Action item —
Take the records below and print them verbatim up to and including the line that carries "14 atoms, charge".

-- Opening Marker --
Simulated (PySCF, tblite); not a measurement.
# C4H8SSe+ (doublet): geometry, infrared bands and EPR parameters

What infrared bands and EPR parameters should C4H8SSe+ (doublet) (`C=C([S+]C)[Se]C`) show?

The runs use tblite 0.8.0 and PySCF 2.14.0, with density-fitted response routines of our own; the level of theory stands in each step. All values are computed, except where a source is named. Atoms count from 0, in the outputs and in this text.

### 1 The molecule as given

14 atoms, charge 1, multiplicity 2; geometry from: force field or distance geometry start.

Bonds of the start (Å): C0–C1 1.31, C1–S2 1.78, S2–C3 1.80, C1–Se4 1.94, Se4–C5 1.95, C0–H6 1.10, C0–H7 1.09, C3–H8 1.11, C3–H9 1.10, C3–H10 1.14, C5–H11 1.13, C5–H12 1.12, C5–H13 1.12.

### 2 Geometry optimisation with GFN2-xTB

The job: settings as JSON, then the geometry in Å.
-- Closing Marker --

Answer section —
Simulated (PySCF, tblite); not a measurement.
# C4H8SSe+ (doublet): geometry, infrared bands and EPR parameters

What infrared bands and EPR parameters should C4H8SSe+ (doublet) (`C=C([S+]C)[Se]C`) show?

The runs use tblite 0.8.0 and PySCF 2.14.0, with density-fitted response routines of our own; the level of theory stands in each step. All values are computed, except where a source is named. Atoms count from 0, in the outputs and in this text.

### 1 The molecule as given

14 atoms, charge 1, multiplicity 2; geometry from: force field or distance geometry start.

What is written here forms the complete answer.